**WORK TASK**
Repeat the entries below in full, with every character unchanged.

**PROVIDED RECORDS**
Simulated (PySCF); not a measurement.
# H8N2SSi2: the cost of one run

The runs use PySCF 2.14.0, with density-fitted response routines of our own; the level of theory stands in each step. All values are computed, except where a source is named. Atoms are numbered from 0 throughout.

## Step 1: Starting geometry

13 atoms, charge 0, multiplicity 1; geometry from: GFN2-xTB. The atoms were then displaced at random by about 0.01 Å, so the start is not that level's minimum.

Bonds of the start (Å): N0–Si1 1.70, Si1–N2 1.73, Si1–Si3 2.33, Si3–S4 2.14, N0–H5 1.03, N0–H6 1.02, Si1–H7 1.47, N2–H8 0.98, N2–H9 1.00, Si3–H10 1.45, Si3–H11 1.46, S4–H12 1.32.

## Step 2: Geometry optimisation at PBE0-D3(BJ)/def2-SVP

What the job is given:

**WORKED SOLUTION**
Simulated (PySCF); not a measurement.
# H8N2SSi2: the cost of one run

The runs use PySCF 2.14.0, with density-fitted response routines of our own; the level of theory stands in each step. All values are computed, except where a source is named. Atoms are numbered from 0 throughout.

## Step 1: Starting geometry

13 atoms, charge 0, multiplicity 1; geometry from: GFN2-xTB. The atoms were then displaced at random by about 0.01 Å, so the start is not that level's minimum.

Bonds of the start (Å): N0–Si1 1.70, Si1–N2 1.73, Si1–Si3 2.33, Si3–S4 2.14, N0–H5 1.03, N0–H6 1.02, Si1–H7 1.47, N2–H8 0.98, N2–H9 1.00, Si3–H10 1.45, Si3–H11 1.46, S4–H12 1.32.

## Step 2: Geometry optimisation at PBE0-D3(BJ)/def2-SVP

What the job is given:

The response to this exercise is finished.